[DATA PROVIDED]
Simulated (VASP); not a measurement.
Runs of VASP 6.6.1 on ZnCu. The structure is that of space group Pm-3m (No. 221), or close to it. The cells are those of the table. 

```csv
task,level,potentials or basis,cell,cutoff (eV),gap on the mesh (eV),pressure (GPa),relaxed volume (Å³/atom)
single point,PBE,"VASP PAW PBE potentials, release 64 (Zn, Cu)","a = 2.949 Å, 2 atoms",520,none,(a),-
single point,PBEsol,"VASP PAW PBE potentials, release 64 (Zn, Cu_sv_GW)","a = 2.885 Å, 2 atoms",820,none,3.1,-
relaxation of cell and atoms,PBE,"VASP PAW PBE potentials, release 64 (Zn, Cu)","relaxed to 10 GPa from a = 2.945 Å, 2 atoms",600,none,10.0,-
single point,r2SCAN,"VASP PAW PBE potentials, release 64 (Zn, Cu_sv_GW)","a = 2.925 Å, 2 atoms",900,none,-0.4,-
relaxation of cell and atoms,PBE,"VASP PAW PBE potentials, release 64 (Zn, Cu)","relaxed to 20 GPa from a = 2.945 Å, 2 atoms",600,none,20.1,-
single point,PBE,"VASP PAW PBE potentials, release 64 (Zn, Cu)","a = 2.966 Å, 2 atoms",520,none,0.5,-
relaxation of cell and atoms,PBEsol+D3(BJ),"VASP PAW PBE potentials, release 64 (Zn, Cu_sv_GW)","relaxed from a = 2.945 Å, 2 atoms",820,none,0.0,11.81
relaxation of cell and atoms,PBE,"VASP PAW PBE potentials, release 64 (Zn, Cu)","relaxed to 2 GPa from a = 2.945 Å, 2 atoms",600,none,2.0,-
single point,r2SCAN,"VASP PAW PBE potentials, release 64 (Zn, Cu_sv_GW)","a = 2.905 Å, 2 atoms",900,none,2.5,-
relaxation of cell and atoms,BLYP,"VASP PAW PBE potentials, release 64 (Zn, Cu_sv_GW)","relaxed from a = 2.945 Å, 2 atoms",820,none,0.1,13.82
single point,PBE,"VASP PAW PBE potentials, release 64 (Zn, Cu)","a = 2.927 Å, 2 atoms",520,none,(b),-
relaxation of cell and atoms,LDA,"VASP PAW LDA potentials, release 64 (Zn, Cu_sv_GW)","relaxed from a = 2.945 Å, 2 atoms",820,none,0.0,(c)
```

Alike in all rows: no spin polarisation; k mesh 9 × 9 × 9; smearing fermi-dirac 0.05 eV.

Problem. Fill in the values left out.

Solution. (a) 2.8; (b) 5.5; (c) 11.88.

[ACTION ITEM] Repeat the data word for word, starting at its first line and stopping after the line that contains "Problem. Fill in the values left out.".

[PROBLEM SOLUTION]
Simulated (VASP); not a measurement.
Runs of VASP 6.6.1 on ZnCu. The structure is that of space group Pm-3m (No. 221), or close to it. The cells are those of the table. 

```csv
task,level,potentials or basis,cell,cutoff (eV),gap on the mesh (eV),pressure (GPa),relaxed volume (Å³/atom)
single point,PBE,"VASP PAW PBE potentials, release 64 (Zn, Cu)","a = 2.949 Å, 2 atoms",520,none,(a),-
single point,PBEsol,"VASP PAW PBE potentials, release 64 (Zn, Cu_sv_GW)","a = 2.885 Å, 2 atoms",820,none,3.1,-
relaxation of cell and atoms,PBE,"VASP PAW PBE potentials, release 64 (Zn, Cu)","relaxed to 10 GPa from a = 2.945 Å, 2 atoms",600,none,10.0,-
single point,r2SCAN,"VASP PAW PBE potentials, release 64 (Zn, Cu_sv_GW)","a = 2.925 Å, 2 atoms",900,none,-0.4,-
relaxation of cell and atoms,PBE,"VASP PAW PBE potentials, release 64 (Zn, Cu)","relaxed to 20 GPa from a = 2.945 Å, 2 atoms",600,none,20.1,-
single point,PBE,"VASP PAW PBE potentials, release 64 (Zn, Cu)","a = 2.966 Å, 2 atoms",520,none,0.5,-
relaxation of cell and atoms,PBEsol+D3(BJ),"VASP PAW PBE potentials, release 64 (Zn, Cu_sv_GW)","relaxed from a = 2.945 Å, 2 atoms",820,none,0.0,11.81
relaxation of cell and atoms,PBE,"VASP PAW PBE potentials, release 64 (Zn, Cu)","relaxed to 2 GPa from a = 2.945 Å, 2 atoms",600,none,2.0,-
single point,r2SCAN,"VASP PAW PBE potentials, release 64 (Zn, Cu_sv_GW)","a = 2.905 Å, 2 atoms",900,none,2.5,-
relaxation of cell and atoms,BLYP,"VASP PAW PBE potentials, release 64 (Zn, Cu_sv_GW)","relaxed from a = 2.945 Å, 2 atoms",820,none,0.1,13.82
single point,PBE,"VASP PAW PBE potentials, release 64 (Zn, Cu)","a = 2.927 Å, 2 atoms",520,none,(b),-
relaxation of cell and atoms,LDA,"VASP PAW LDA potentials, release 64 (Zn, Cu_sv_GW)","relaxed from a = 2.945 Å, 2 atoms",820,none,0.0,(c)
```

Alike in all rows: no spin polarisation; k mesh 9 × 9 × 9; smearing fermi-dirac 0.05 eV.

Problem. Fill in the values left out.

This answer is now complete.